■ ■ ■

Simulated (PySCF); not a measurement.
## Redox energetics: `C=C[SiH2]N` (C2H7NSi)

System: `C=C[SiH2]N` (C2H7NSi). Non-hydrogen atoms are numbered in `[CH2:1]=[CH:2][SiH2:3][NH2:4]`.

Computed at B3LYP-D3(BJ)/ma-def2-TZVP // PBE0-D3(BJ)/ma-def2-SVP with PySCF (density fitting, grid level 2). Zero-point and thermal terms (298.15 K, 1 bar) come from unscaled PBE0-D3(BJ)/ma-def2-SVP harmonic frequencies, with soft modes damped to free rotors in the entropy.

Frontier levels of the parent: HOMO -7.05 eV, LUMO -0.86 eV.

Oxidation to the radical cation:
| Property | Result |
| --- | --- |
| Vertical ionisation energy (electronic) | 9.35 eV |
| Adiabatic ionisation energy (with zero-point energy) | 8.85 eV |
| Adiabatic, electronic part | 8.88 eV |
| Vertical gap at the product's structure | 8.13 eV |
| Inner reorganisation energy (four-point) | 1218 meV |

■ ■ ■

-- ASSIGNMENT --
The whole of the data is to be copied out word for word.

-- ANSWER SECTION --
Simulated (PySCF); not a measurement.
## Redox energetics: `C=C[SiH2]N` (C2H7NSi)

System: `C=C[SiH2]N` (C2H7NSi). Non-hydrogen atoms are numbered in `[CH2:1]=[CH:2][SiH2:3][NH2:4]`.

Computed at B3LYP-D3(BJ)/ma-def2-TZVP // PBE0-D3(BJ)/ma-def2-SVP with PySCF (density fitting, grid level 2). Zero-point and thermal terms (298.15 K, 1 bar) come from unscaled PBE0-D3(BJ)/ma-def2-SVP harmonic frequencies, with soft modes damped to free rotors in the entropy.

Frontier levels of the parent: HOMO -7.05 eV, LUMO -0.86 eV.

Oxidation to the radical cation:
| Property | Result |
| --- | --- |
| Vertical ionisation energy (electronic) | 9.35 eV |
| Adiabatic ionisation energy (with zero-point energy) | 8.85 eV |
| Adiabatic, electronic part | 8.88 eV |
| Vertical gap at the product's structure | 8.13 eV |
| Inner reorganisation energy (four-point) | 1218 meV |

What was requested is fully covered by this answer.